Excerpted records below:
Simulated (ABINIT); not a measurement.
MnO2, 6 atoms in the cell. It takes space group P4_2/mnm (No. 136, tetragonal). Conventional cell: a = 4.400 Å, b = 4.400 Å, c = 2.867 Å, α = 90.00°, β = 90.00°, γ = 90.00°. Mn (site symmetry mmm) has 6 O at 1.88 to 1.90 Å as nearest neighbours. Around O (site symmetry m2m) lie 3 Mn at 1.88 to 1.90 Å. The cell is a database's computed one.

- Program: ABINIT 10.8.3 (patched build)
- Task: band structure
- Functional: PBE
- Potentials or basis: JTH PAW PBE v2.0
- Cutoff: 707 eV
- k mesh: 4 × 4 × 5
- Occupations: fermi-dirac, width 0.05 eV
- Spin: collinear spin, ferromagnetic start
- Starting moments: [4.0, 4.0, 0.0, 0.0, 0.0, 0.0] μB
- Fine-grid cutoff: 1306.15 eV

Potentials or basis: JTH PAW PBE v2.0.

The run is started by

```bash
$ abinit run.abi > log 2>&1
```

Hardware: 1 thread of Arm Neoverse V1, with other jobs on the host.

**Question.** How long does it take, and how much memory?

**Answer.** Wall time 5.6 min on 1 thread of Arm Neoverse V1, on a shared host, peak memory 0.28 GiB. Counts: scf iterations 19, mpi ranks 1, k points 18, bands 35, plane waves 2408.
End of Excerpted records.

#### Work instruction:
Please return the lines above that run from the line containing "MnO2, 6 atoms" to the line containing "how much memory?", inclusive, exactly and with no other lines.

#### Result:
MnO2, 6 atoms in the cell. It takes space group P4_2/mnm (No. 136, tetragonal). Conventional cell: a = 4.400 Å, b = 4.400 Å, c = 2.867 Å, α = 90.00°, β = 90.00°, γ = 90.00°. Mn (site symmetry mmm) has 6 O at 1.88 to 1.90 Å as nearest neighbours. Around O (site symmetry m2m) lie 3 Mn at 1.88 to 1.90 Å. The cell is a database's computed one.

- Program: ABINIT 10.8.3 (patched build)
- Task: band structure
- Functional: PBE
- Potentials or basis: JTH PAW PBE v2.0
- Cutoff: 707 eV
- k mesh: 4 × 4 × 5
- Occupations: fermi-dirac, width 0.05 eV
- Spin: collinear spin, ferromagnetic start
- Starting moments: [4.0, 4.0, 0.0, 0.0, 0.0, 0.0] μB
- Fine-grid cutoff: 1306.15 eV

Potentials or basis: JTH PAW PBE v2.0.

The run is started by

```bash
$ abinit run.abi > log 2>&1
```

Hardware: 1 thread of Arm Neoverse V1, with other jobs on the host.

**Question.** How long does it take, and how much memory?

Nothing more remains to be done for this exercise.